• Assignment: Each line below should be restated word for word.

====

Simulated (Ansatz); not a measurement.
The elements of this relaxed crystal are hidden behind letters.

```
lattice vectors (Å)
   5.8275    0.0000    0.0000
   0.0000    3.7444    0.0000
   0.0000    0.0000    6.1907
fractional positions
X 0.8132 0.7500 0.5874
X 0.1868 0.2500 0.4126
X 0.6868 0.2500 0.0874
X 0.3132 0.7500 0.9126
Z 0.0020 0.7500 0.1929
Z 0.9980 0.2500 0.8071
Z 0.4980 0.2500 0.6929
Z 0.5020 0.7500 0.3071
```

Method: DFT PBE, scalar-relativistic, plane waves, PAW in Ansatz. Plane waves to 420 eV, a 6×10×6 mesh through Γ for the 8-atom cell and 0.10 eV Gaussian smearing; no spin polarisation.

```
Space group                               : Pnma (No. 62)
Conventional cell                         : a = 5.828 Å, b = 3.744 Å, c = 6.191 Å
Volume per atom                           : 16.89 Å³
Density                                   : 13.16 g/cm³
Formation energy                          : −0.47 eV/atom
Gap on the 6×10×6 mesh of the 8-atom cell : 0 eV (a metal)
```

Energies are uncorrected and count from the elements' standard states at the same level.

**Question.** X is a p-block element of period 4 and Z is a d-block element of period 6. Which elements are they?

====

• Response area:
Simulated (Ansatz); not a measurement.
The elements of this relaxed crystal are hidden behind letters.

```
lattice vectors (Å)
   5.8275    0.0000    0.0000
   0.0000    3.7444    0.0000
   0.0000    0.0000    6.1907
fractional positions
X 0.8132 0.7500 0.5874
X 0.1868 0.2500 0.4126
X 0.6868 0.2500 0.0874
X 0.3132 0.7500 0.9126
Z 0.0020 0.7500 0.1929
Z 0.9980 0.2500 0.8071
Z 0.4980 0.2500 0.6929
Z 0.5020 0.7500 0.3071
```

Method: DFT PBE, scalar-relativistic, plane waves, PAW in Ansatz. Plane waves to 420 eV, a 6×10×6 mesh through Γ for the 8-atom cell and 0.10 eV Gaussian smearing; no spin polarisation.

```
Space group                               : Pnma (No. 62)
Conventional cell                         : a = 5.828 Å, b = 3.744 Å, c = 6.191 Å
Volume per atom                           : 16.89 Å³
Density                                   : 13.16 g/cm³
Formation energy                          : −0.47 eV/atom
Gap on the 6×10×6 mesh of the 8-atom cell : 0 eV (a metal)
```

Energies are uncorrected and count from the elements' standard states at the same level.

**Question.** X is a p-block element of period 4 and Z is a d-block element of period 6. Which elements are they?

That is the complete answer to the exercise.